* [ASSIGNED TASK] Copy nothing from the entries below except the lines from the one containing "Task: The run" through the one containing "Result: Pressure 0.2", and copy those exactly.

* [DATASET ENTRIES]
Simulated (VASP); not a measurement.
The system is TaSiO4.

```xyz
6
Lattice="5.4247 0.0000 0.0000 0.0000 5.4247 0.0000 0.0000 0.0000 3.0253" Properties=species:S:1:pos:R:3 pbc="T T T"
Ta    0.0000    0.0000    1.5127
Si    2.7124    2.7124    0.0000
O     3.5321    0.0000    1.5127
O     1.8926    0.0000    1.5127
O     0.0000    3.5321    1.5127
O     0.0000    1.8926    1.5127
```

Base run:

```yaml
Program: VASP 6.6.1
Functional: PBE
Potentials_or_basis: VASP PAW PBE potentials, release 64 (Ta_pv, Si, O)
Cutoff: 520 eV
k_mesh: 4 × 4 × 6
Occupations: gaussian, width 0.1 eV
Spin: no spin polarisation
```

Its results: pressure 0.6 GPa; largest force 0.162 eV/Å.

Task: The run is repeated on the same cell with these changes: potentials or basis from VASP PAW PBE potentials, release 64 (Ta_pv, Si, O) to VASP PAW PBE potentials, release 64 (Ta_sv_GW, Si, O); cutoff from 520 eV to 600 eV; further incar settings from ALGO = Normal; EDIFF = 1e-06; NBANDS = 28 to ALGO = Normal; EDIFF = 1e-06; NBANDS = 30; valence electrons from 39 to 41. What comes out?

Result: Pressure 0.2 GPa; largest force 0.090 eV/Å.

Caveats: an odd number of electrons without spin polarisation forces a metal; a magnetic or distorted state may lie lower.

* [ANSWER AREA]
Task: The run is repeated on the same cell with these changes: potentials or basis from VASP PAW PBE potentials, release 64 (Ta_pv, Si, O) to VASP PAW PBE potentials, release 64 (Ta_sv_GW, Si, O); cutoff from 520 eV to 600 eV; further incar settings from ALGO = Normal; EDIFF = 1e-06; NBANDS = 28 to ALGO = Normal; EDIFF = 1e-06; NBANDS = 30; valence electrons from 39 to 41. What comes out?

Result: Pressure 0.2 GPa; largest force 0.090 eV/Å.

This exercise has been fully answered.